====================
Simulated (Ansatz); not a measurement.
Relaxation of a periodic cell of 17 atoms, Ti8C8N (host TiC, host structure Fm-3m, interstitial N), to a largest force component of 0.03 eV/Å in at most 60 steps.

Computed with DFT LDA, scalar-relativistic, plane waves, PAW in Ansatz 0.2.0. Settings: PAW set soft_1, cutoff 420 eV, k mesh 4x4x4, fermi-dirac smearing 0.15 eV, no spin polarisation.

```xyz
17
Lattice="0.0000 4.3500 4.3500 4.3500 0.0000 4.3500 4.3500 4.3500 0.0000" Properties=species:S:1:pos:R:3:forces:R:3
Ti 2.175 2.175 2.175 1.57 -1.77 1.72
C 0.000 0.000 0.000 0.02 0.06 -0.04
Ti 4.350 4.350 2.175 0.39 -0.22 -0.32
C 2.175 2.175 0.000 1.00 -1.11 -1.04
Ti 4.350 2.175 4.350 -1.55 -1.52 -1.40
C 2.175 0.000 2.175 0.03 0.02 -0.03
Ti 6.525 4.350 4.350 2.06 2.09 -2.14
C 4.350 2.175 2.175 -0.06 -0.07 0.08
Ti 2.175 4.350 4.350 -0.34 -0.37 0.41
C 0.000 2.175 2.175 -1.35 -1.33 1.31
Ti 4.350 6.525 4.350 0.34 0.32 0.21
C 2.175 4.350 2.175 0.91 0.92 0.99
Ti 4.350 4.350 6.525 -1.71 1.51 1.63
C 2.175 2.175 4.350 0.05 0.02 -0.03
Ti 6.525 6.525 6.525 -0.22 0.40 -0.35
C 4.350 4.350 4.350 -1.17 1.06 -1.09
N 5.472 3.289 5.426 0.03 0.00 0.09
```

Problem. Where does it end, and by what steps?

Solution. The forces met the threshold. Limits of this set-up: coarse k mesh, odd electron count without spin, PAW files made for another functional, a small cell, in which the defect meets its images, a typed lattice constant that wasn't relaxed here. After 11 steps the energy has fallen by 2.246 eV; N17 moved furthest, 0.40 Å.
====================

WORK ORDER
Repeat word for word every line from the start of the entries to the line holding "Relaxation of a", inclusive, and nothing else.

ANSWER SECTION
Simulated (Ansatz); not a measurement.
Relaxation of a periodic cell of 17 atoms, Ti8C8N (host TiC, host structure Fm-3m, interstitial N), to a largest force component of 0.03 eV/Å in at most 60 steps.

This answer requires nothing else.